--------

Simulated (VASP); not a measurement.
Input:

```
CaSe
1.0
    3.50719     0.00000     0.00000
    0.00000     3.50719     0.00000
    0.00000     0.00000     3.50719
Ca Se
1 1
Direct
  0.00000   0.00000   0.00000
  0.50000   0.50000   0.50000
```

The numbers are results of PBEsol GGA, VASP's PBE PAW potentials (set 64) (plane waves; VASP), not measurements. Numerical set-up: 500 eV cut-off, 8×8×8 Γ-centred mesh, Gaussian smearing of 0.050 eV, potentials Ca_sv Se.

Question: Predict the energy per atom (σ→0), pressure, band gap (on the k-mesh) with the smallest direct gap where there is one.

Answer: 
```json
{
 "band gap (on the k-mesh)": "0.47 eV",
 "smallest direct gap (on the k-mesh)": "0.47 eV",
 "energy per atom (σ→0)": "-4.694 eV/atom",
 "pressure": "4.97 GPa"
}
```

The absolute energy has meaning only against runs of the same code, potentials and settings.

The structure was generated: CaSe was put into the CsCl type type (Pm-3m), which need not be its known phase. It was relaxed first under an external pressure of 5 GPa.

--------

Give back exactly what runs from the first line of the listing above to the line that contains "The absolute energy", keeping both end lines.

Simulated (VASP); not a measurement.
Input:

```
CaSe
1.0
    3.50719     0.00000     0.00000
    0.00000     3.50719     0.00000
    0.00000     0.00000     3.50719
Ca Se
1 1
Direct
  0.00000   0.00000   0.00000
  0.50000   0.50000   0.50000
```

The numbers are results of PBEsol GGA, VASP's PBE PAW potentials (set 64) (plane waves; VASP), not measurements. Numerical set-up: 500 eV cut-off, 8×8×8 Γ-centred mesh, Gaussian smearing of 0.050 eV, potentials Ca_sv Se.

Question: Predict the energy per atom (σ→0), pressure, band gap (on the k-mesh) with the smallest direct gap where there is one.

Answer: 
```json
{
 "band gap (on the k-mesh)": "0.47 eV",
 "smallest direct gap (on the k-mesh)": "0.47 eV",
 "energy per atom (σ→0)": "-4.694 eV/atom",
 "pressure": "4.97 GPa"
}
```

The absolute energy has meaning only against runs of the same code, potentials and settings.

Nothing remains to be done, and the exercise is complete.